Exactly the lines starting at the line containing "Question: Which arrow" and ending at the line containing "Answer: B. The dipole moment is 1.14 D." are to be written out from the listing below, both included.

··········

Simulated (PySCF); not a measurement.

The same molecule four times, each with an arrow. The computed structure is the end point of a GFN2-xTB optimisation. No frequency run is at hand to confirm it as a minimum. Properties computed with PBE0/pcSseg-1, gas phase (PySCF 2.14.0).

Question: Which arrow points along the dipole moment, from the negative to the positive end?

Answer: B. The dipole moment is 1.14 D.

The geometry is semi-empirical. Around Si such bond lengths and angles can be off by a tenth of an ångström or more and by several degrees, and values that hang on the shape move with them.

··········

Answer area:
Question: Which arrow points along the dipole moment, from the negative to the positive end?

Answer: B. The dipole moment is 1.14 D.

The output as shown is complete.